####################

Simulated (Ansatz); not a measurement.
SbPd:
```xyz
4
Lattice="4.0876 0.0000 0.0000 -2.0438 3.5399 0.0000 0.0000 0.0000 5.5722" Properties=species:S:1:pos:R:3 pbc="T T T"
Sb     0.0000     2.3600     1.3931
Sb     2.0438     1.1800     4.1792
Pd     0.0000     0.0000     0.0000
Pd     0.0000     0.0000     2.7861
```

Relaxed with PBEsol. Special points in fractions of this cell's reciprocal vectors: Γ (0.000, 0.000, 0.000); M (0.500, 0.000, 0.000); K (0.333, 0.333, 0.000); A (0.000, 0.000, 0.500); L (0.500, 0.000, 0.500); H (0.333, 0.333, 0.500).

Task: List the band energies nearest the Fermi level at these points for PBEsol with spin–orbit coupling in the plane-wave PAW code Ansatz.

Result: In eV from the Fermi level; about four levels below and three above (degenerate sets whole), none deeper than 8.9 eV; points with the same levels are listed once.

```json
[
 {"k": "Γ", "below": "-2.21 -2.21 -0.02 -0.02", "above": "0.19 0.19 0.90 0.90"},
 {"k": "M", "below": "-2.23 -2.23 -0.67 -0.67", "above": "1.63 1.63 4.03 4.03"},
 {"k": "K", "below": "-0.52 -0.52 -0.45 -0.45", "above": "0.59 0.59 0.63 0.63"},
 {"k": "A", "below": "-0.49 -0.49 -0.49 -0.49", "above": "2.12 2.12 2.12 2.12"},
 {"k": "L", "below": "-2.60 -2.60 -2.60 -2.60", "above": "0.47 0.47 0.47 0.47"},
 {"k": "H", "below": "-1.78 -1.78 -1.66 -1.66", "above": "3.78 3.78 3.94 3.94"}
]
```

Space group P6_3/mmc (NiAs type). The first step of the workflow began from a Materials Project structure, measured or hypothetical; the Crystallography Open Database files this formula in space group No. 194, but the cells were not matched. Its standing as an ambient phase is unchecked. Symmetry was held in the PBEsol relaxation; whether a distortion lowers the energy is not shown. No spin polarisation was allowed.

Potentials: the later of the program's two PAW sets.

####################

## WORK REQUEST
Write out exactly the lines from the beginning of the material above through the line with "Task: List the", including both and omitting all others.

## ANSWER AREA
Simulated (Ansatz); not a measurement.
SbPd:
```xyz
4
Lattice="4.0876 0.0000 0.0000 -2.0438 3.5399 0.0000 0.0000 0.0000 5.5722" Properties=species:S:1:pos:R:3 pbc="T T T"
Sb     0.0000     2.3600     1.3931
Sb     2.0438     1.1800     4.1792
Pd     0.0000     0.0000     0.0000
Pd     0.0000     0.0000     2.7861
```

Relaxed with PBEsol. Special points in fractions of this cell's reciprocal vectors: Γ (0.000, 0.000, 0.000); M (0.500, 0.000, 0.000); K (0.333, 0.333, 0.000); A (0.000, 0.000, 0.500); L (0.500, 0.000, 0.500); H (0.333, 0.333, 0.500).

Task: List the band energies nearest the Fermi level at these points for PBEsol with spin–orbit coupling in the plane-wave PAW code Ansatz.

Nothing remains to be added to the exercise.